■ Given entries ■
******************************
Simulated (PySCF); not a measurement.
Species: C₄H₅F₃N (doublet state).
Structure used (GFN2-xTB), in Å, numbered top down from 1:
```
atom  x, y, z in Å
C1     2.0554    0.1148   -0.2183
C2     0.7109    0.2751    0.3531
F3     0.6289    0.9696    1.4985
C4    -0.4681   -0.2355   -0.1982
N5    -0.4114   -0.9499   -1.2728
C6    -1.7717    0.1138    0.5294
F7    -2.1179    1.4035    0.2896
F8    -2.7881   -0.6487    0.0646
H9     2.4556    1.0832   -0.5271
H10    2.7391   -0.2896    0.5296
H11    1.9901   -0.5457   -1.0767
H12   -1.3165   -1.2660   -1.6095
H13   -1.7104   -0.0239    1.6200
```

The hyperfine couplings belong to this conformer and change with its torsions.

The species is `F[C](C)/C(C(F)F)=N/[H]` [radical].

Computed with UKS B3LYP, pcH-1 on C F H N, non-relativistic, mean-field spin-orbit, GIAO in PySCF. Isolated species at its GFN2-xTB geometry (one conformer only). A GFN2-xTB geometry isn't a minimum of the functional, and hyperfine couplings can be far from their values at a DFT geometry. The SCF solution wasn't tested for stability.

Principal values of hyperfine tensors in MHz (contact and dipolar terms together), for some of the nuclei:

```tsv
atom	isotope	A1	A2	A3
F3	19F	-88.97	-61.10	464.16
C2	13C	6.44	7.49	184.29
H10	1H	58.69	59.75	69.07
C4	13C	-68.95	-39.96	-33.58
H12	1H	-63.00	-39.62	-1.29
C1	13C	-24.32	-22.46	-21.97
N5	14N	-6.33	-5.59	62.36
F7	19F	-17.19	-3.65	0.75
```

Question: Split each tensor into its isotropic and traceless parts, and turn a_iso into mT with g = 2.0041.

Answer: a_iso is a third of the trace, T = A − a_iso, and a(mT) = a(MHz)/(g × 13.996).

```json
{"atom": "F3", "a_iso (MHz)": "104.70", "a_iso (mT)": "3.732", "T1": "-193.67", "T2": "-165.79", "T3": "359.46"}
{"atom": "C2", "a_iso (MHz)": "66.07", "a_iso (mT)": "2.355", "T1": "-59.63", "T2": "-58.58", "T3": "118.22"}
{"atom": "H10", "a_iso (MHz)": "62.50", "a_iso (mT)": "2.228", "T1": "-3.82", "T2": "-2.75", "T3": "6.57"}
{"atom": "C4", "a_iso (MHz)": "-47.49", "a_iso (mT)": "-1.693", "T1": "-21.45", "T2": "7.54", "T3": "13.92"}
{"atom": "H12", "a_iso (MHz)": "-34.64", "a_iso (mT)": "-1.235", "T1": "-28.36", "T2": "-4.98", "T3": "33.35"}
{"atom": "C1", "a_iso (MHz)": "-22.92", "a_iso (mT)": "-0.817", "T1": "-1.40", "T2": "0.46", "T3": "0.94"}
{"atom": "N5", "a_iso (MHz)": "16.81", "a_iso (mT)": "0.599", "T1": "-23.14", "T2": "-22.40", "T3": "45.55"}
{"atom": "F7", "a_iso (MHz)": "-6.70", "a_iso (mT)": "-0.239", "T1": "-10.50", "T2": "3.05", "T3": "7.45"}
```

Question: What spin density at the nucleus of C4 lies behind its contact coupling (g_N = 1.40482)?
******************************

■ Task item ■
Would you please transcribe the lines above exactly, starting with the first line of the material and ending with the line that has "The species is"?

■ Problem solution ■
Simulated (PySCF); not a measurement.
Species: C₄H₅F₃N (doublet state).
Structure used (GFN2-xTB), in Å, numbered top down from 1:
```
atom  x, y, z in Å
C1     2.0554    0.1148   -0.2183
C2     0.7109    0.2751    0.3531
F3     0.6289    0.9696    1.4985
C4    -0.4681   -0.2355   -0.1982
N5    -0.4114   -0.9499   -1.2728
C6    -1.7717    0.1138    0.5294
F7    -2.1179    1.4035    0.2896
F8    -2.7881   -0.6487    0.0646
H9     2.4556    1.0832   -0.5271
H10    2.7391   -0.2896    0.5296
H11    1.9901   -0.5457   -1.0767
H12   -1.3165   -1.2660   -1.6095
H13   -1.7104   -0.0239    1.6200
```

The hyperfine couplings belong to this conformer and change with its torsions.

The species is `F[C](C)/C(C(F)F)=N/[H]` [radical].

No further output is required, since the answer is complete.